_Work request_
Below are some records; each one is to be set down again exactly.

_Dataset records_
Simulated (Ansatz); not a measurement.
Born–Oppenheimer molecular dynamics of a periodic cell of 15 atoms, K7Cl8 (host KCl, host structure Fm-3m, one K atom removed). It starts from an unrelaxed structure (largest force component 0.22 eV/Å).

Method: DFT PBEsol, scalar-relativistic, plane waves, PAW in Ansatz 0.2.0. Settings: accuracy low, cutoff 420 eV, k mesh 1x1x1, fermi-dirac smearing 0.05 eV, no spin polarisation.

_Exercise result_
Simulated (Ansatz); not a measurement.
Born–Oppenheimer molecular dynamics of a periodic cell of 15 atoms, K7Cl8 (host KCl, host structure Fm-3m, one K atom removed). It starts from an unrelaxed structure (largest force component 0.22 eV/Å).

Method: DFT PBEsol, scalar-relativistic, plane waves, PAW in Ansatz 0.2.0. Settings: accuracy low, cutoff 420 eV, k mesh 1x1x1, fermi-dirac smearing 0.05 eV, no spin polarisation.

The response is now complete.